» EXCERPTED DATA:

------------------------------

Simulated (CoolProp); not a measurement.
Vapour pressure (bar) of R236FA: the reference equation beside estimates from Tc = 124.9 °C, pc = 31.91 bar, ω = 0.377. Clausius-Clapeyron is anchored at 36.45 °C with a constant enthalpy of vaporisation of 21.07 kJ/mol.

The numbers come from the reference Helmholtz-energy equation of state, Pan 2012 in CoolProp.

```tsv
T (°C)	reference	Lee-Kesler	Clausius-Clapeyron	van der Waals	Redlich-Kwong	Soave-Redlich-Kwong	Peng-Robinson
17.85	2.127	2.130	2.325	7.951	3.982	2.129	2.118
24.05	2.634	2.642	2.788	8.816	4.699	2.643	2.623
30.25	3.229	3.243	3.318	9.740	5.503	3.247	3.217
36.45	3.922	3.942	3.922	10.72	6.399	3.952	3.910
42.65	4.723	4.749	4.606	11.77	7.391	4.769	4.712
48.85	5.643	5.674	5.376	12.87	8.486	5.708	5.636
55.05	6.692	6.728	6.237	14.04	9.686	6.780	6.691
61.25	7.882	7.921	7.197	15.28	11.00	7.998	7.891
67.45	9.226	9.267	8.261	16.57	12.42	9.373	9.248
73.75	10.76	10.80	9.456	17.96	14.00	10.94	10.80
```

------------------------------

» BRIEF: Transcribe the full listing above without leaving anything out.

» ANSWER BOX:
Simulated (CoolProp); not a measurement.
Vapour pressure (bar) of R236FA: the reference equation beside estimates from Tc = 124.9 °C, pc = 31.91 bar, ω = 0.377. Clausius-Clapeyron is anchored at 36.45 °C with a constant enthalpy of vaporisation of 21.07 kJ/mol.

The numbers come from the reference Helmholtz-energy equation of state, Pan 2012 in CoolProp.

```tsv
T (°C)	reference	Lee-Kesler	Clausius-Clapeyron	van der Waals	Redlich-Kwong	Soave-Redlich-Kwong	Peng-Robinson
17.85	2.127	2.130	2.325	7.951	3.982	2.129	2.118
24.05	2.634	2.642	2.788	8.816	4.699	2.643	2.623
30.25	3.229	3.243	3.318	9.740	5.503	3.247	3.217
36.45	3.922	3.942	3.922	10.72	6.399	3.952	3.910
42.65	4.723	4.749	4.606	11.77	7.391	4.769	4.712
48.85	5.643	5.674	5.376	12.87	8.486	5.708	5.636
55.05	6.692	6.728	6.237	14.04	9.686	6.780	6.691
61.25	7.882	7.921	7.197	15.28	11.00	7.998	7.891
67.45	9.226	9.267	8.261	16.57	12.42	9.373	9.248
73.75	10.76	10.80	9.456	17.96	14.00	10.94	10.80
```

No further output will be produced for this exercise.